When the line containing "Caveats: all runs" is reached, include it and end there; set down verbatim every line before it, starting at the top of the records.

┄┄┄┄┄┄┄┄┄┄

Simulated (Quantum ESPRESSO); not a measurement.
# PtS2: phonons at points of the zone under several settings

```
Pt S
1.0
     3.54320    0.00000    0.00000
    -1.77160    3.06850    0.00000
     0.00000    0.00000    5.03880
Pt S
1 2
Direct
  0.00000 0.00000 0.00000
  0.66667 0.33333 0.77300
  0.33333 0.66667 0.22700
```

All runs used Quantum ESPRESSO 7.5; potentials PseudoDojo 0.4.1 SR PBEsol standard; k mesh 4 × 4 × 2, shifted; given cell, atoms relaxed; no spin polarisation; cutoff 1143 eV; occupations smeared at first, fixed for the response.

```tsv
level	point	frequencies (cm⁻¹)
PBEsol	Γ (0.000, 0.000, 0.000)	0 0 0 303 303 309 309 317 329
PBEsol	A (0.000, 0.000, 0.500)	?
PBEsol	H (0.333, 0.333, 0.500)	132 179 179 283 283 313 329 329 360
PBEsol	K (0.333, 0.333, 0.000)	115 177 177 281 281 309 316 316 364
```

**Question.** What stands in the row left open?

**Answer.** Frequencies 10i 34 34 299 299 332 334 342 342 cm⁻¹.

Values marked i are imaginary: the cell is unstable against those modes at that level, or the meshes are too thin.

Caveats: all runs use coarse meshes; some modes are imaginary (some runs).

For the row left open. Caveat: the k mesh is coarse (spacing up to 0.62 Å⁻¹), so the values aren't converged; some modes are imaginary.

┄┄┄┄┄┄┄┄┄┄

- _Answer area_:
Simulated (Quantum ESPRESSO); not a measurement.
# PtS2: phonons at points of the zone under several settings

```
Pt S
1.0
     3.54320    0.00000    0.00000
    -1.77160    3.06850    0.00000
     0.00000    0.00000    5.03880
Pt S
1 2
Direct
  0.00000 0.00000 0.00000
  0.66667 0.33333 0.77300
  0.33333 0.66667 0.22700
```

All runs used Quantum ESPRESSO 7.5; potentials PseudoDojo 0.4.1 SR PBEsol standard; k mesh 4 × 4 × 2, shifted; given cell, atoms relaxed; no spin polarisation; cutoff 1143 eV; occupations smeared at first, fixed for the response.

```tsv
level	point	frequencies (cm⁻¹)
PBEsol	Γ (0.000, 0.000, 0.000)	0 0 0 303 303 309 309 317 329
PBEsol	A (0.000, 0.000, 0.500)	?
PBEsol	H (0.333, 0.333, 0.500)	132 179 179 283 283 313 329 329 360
PBEsol	K (0.333, 0.333, 0.000)	115 177 177 281 281 309 316 316 364
```

**Question.** What stands in the row left open?

**Answer.** Frequencies 10i 34 34 299 299 332 334 342 342 cm⁻¹.

Values marked i are imaginary: the cell is unstable against those modes at that level, or the meshes are too thin.

Caveats: all runs use coarse meshes; some modes are imaginary (some runs).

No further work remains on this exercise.